» **Exercise data**:
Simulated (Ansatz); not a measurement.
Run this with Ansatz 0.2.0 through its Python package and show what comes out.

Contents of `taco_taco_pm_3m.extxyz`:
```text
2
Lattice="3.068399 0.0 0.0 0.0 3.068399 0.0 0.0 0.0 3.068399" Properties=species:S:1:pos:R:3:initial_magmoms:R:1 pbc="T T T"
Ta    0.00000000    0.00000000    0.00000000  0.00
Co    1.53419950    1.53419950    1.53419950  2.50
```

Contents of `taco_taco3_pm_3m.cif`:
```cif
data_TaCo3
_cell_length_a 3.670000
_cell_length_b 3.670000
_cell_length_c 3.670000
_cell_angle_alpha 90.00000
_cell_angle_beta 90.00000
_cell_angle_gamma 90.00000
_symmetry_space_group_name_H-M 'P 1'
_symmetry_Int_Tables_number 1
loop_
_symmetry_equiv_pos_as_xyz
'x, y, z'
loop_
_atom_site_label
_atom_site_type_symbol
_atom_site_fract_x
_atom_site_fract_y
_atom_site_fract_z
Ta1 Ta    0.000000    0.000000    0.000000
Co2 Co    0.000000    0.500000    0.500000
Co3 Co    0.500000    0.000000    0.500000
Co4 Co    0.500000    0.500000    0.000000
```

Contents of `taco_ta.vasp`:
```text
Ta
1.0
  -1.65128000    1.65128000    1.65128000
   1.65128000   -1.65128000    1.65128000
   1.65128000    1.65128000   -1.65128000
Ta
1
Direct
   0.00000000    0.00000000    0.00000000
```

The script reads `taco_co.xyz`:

» **Work order**:
The answer should be an exact copy of the data.

» **Answer section**:
Simulated (Ansatz); not a measurement.
Run this with Ansatz 0.2.0 through its Python package and show what comes out.

Contents of `taco_taco_pm_3m.extxyz`:
```text
2
Lattice="3.068399 0.0 0.0 0.0 3.068399 0.0 0.0 0.0 3.068399" Properties=species:S:1:pos:R:3:initial_magmoms:R:1 pbc="T T T"
Ta    0.00000000    0.00000000    0.00000000  0.00
Co    1.53419950    1.53419950    1.53419950  2.50
```

Contents of `taco_taco3_pm_3m.cif`:
```cif
data_TaCo3
_cell_length_a 3.670000
_cell_length_b 3.670000
_cell_length_c 3.670000
_cell_angle_alpha 90.00000
_cell_angle_beta 90.00000
_cell_angle_gamma 90.00000
_symmetry_space_group_name_H-M 'P 1'
_symmetry_Int_Tables_number 1
loop_
_symmetry_equiv_pos_as_xyz
'x, y, z'
loop_
_atom_site_label
_atom_site_type_symbol
_atom_site_fract_x
_atom_site_fract_y
_atom_site_fract_z
Ta1 Ta    0.000000    0.000000    0.000000
Co2 Co    0.000000    0.500000    0.500000
Co3 Co    0.500000    0.000000    0.500000
Co4 Co    0.500000    0.500000    0.000000
```

Contents of `taco_ta.vasp`:
```text
Ta
1.0
  -1.65128000    1.65128000    1.65128000
   1.65128000   -1.65128000    1.65128000
   1.65128000    1.65128000   -1.65128000
Ta
1
Direct
   0.00000000    0.00000000    0.00000000
```

The script reads `taco_co.xyz`:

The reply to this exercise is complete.